*Brief*. Copy out the data line by line exactly, from its start to the line bearing "Cutoff | 520 eV |", inclusive.

*Source data*.
***
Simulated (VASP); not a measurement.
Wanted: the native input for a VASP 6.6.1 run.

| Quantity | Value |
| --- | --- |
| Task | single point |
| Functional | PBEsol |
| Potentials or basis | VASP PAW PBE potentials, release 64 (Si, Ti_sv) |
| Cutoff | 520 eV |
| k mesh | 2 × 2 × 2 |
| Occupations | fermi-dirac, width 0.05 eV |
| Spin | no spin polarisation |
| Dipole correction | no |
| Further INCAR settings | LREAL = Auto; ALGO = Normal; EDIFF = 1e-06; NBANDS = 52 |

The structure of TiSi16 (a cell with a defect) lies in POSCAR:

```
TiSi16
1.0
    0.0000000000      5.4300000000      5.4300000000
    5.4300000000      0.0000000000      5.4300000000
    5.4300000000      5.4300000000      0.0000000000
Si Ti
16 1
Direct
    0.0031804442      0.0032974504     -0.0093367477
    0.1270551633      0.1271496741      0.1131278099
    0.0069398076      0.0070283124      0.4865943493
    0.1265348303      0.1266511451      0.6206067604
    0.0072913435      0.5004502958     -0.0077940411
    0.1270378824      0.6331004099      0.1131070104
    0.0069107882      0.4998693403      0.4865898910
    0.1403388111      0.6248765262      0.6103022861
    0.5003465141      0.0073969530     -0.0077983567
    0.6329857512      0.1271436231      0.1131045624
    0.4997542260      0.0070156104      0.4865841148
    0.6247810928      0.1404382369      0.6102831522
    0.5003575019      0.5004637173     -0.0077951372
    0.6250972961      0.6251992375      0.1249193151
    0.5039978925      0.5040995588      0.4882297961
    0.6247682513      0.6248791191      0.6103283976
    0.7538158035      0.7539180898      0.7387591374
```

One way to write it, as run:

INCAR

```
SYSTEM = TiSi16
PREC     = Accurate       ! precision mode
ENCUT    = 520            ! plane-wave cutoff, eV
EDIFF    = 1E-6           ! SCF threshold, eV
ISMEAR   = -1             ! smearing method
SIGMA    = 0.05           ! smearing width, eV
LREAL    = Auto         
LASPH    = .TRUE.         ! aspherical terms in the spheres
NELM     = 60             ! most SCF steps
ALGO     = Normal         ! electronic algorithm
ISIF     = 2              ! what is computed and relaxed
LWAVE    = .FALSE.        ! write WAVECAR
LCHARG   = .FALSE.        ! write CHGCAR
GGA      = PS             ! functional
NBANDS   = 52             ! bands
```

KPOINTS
***

*Reply*.
Simulated (VASP); not a measurement.
Wanted: the native input for a VASP 6.6.1 run.

| Quantity | Value |
| --- | --- |
| Task | single point |
| Functional | PBEsol |
| Potentials or basis | VASP PAW PBE potentials, release 64 (Si, Ti_sv) |
| Cutoff | 520 eV |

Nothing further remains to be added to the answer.